▸ **Work request**:
What you return must be every line from the beginning of the data through the line holding "to which solvent?", unchanged.

▸ **Data provided**:

━━━━━━

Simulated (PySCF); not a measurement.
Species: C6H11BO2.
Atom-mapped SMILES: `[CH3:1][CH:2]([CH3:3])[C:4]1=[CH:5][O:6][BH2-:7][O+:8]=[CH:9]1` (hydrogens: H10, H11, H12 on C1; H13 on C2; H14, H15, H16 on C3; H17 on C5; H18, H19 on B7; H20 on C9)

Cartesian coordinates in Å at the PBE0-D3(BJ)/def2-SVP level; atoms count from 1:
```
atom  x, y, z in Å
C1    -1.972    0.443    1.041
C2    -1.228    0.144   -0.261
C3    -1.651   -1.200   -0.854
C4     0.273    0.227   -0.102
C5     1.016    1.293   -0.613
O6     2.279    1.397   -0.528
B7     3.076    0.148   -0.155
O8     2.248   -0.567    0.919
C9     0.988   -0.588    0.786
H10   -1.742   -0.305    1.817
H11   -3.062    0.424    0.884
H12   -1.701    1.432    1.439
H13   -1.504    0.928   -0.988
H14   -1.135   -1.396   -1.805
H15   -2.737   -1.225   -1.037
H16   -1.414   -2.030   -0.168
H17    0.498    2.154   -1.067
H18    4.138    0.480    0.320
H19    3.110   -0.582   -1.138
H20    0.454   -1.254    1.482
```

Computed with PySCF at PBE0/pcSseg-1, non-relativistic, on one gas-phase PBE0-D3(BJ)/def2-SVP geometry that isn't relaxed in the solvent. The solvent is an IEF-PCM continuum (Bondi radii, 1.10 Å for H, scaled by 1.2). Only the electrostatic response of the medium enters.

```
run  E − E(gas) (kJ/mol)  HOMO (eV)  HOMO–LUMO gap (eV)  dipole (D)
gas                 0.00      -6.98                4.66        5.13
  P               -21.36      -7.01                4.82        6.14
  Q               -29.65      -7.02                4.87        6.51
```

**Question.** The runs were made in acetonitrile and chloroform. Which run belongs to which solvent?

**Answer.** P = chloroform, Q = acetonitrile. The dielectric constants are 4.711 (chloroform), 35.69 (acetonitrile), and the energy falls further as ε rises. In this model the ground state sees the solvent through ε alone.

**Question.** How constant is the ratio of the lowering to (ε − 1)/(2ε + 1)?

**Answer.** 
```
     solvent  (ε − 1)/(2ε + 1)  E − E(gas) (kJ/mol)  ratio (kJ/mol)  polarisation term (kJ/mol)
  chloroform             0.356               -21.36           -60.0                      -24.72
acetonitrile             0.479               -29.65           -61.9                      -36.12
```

━━━━━━

▸ **Your response**:
Simulated (PySCF); not a measurement.
Species: C6H11BO2.
Atom-mapped SMILES: `[CH3:1][CH:2]([CH3:3])[C:4]1=[CH:5][O:6][BH2-:7][O+:8]=[CH:9]1` (hydrogens: H10, H11, H12 on C1; H13 on C2; H14, H15, H16 on C3; H17 on C5; H18, H19 on B7; H20 on C9)

Cartesian coordinates in Å at the PBE0-D3(BJ)/def2-SVP level; atoms count from 1:
```
atom  x, y, z in Å
C1    -1.972    0.443    1.041
C2    -1.228    0.144   -0.261
C3    -1.651   -1.200   -0.854
C4     0.273    0.227   -0.102
C5     1.016    1.293   -0.613
O6     2.279    1.397   -0.528
B7     3.076    0.148   -0.155
O8     2.248   -0.567    0.919
C9     0.988   -0.588    0.786
H10   -1.742   -0.305    1.817
H11   -3.062    0.424    0.884
H12   -1.701    1.432    1.439
H13   -1.504    0.928   -0.988
H14   -1.135   -1.396   -1.805
H15   -2.737   -1.225   -1.037
H16   -1.414   -2.030   -0.168
H17    0.498    2.154   -1.067
H18    4.138    0.480    0.320
H19    3.110   -0.582   -1.138
H20    0.454   -1.254    1.482
```

Computed with PySCF at PBE0/pcSseg-1, non-relativistic, on one gas-phase PBE0-D3(BJ)/def2-SVP geometry that isn't relaxed in the solvent. The solvent is an IEF-PCM continuum (Bondi radii, 1.10 Å for H, scaled by 1.2). Only the electrostatic response of the medium enters.

```
run  E − E(gas) (kJ/mol)  HOMO (eV)  HOMO–LUMO gap (eV)  dipole (D)
gas                 0.00      -6.98                4.66        5.13
  P               -21.36      -7.01                4.82        6.14
  Q               -29.65      -7.02                4.87        6.51
```

**Question.** The runs were made in acetonitrile and chloroform. Which run belongs to which solvent?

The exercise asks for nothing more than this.